RECORDED DATA =>
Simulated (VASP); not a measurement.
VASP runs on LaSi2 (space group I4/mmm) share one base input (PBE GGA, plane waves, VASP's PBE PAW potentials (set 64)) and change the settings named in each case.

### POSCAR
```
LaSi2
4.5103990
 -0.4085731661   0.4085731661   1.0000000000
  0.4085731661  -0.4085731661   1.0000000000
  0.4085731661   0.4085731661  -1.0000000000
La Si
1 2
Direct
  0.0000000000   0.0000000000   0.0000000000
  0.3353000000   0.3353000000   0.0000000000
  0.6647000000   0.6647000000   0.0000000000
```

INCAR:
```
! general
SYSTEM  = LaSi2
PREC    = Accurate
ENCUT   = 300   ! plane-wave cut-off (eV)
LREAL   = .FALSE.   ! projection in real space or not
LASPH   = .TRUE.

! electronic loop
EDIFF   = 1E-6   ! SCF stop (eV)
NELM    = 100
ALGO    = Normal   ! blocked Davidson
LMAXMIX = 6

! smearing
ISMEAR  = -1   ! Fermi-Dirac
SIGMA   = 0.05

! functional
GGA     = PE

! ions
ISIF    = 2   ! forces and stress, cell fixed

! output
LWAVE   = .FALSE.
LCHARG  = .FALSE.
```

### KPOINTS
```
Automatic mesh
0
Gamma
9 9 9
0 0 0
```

WORK REQUEST =>
Print the listing exactly. Every line must match.

TASK ANSWER =>
Simulated (VASP); not a measurement.
VASP runs on LaSi2 (space group I4/mmm) share one base input (PBE GGA, plane waves, VASP's PBE PAW potentials (set 64)) and change the settings named in each case.

### POSCAR
```
LaSi2
4.5103990
 -0.4085731661   0.4085731661   1.0000000000
  0.4085731661  -0.4085731661   1.0000000000
  0.4085731661   0.4085731661  -1.0000000000
La Si
1 2
Direct
  0.0000000000   0.0000000000   0.0000000000
  0.3353000000   0.3353000000   0.0000000000
  0.6647000000   0.6647000000   0.0000000000
```

INCAR:
```
! general
SYSTEM  = LaSi2
PREC    = Accurate
ENCUT   = 300   ! plane-wave cut-off (eV)
LREAL   = .FALSE.   ! projection in real space or not
LASPH   = .TRUE.

! electronic loop
EDIFF   = 1E-6   ! SCF stop (eV)
NELM    = 100
ALGO    = Normal   ! blocked Davidson
LMAXMIX = 6

! smearing
ISMEAR  = -1   ! Fermi-Dirac
SIGMA   = 0.05

! functional
GGA     = PE

! ions
ISIF    = 2   ! forces and stress, cell fixed

! output
LWAVE   = .FALSE.
LCHARG  = .FALSE.
```

### KPOINTS
```
Automatic mesh
0
Gamma
9 9 9
0 0 0
```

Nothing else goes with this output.